*Records supplied*.
Start of Block

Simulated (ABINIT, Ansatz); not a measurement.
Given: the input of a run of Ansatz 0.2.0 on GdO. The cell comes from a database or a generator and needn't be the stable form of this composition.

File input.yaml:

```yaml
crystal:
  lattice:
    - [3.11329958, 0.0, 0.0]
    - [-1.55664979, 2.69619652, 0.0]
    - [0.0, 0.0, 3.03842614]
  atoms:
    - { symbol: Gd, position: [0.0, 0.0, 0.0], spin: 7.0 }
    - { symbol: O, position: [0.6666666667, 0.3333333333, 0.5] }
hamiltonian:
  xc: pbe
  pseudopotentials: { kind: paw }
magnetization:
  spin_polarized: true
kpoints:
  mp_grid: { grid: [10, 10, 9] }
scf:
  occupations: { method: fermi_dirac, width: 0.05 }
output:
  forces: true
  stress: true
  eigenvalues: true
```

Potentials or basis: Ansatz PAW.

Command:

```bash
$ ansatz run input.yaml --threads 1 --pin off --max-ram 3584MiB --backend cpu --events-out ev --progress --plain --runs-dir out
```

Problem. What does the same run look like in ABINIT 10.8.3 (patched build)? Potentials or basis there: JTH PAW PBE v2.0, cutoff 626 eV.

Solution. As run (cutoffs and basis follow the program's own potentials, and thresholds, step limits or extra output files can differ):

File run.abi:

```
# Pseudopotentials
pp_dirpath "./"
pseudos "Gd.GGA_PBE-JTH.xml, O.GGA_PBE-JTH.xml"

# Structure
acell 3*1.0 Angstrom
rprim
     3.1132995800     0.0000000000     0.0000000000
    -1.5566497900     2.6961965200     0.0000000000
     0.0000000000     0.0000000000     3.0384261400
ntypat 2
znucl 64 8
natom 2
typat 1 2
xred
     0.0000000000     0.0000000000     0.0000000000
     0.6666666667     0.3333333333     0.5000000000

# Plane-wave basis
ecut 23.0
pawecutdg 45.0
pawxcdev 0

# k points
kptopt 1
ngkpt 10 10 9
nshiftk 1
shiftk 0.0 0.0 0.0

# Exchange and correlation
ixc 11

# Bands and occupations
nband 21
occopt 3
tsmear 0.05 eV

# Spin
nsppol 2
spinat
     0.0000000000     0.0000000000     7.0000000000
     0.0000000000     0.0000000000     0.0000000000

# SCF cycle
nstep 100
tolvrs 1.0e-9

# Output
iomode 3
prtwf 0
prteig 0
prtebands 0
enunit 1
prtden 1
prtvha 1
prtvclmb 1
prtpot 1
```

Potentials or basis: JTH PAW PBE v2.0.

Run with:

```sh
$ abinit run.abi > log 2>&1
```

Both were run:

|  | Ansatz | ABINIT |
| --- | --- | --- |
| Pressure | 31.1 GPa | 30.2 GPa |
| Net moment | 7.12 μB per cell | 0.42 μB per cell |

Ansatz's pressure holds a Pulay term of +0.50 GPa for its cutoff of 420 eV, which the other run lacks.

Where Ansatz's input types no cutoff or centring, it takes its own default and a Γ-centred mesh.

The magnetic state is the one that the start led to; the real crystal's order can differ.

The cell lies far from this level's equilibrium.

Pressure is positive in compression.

End of Block

*Work task*. Every line from the start of the material above through the line that contains "Problem. What does" must be written out exactly, with both ends included.

*Written response*.
Simulated (ABINIT, Ansatz); not a measurement.
Given: the input of a run of Ansatz 0.2.0 on GdO. The cell comes from a database or a generator and needn't be the stable form of this composition.

File input.yaml:

```yaml
crystal:
  lattice:
    - [3.11329958, 0.0, 0.0]
    - [-1.55664979, 2.69619652, 0.0]
    - [0.0, 0.0, 3.03842614]
  atoms:
    - { symbol: Gd, position: [0.0, 0.0, 0.0], spin: 7.0 }
    - { symbol: O, position: [0.6666666667, 0.3333333333, 0.5] }
hamiltonian:
  xc: pbe
  pseudopotentials: { kind: paw }
magnetization:
  spin_polarized: true
kpoints:
  mp_grid: { grid: [10, 10, 9] }
scf:
  occupations: { method: fermi_dirac, width: 0.05 }
output:
  forces: true
  stress: true
  eigenvalues: true
```

Potentials or basis: Ansatz PAW.

Command:

```bash
$ ansatz run input.yaml --threads 1 --pin off --max-ram 3584MiB --backend cpu --events-out ev --progress --plain --runs-dir out
```

Problem. What does the same run look like in ABINIT 10.8.3 (patched build)? Potentials or basis there: JTH PAW PBE v2.0, cutoff 626 eV.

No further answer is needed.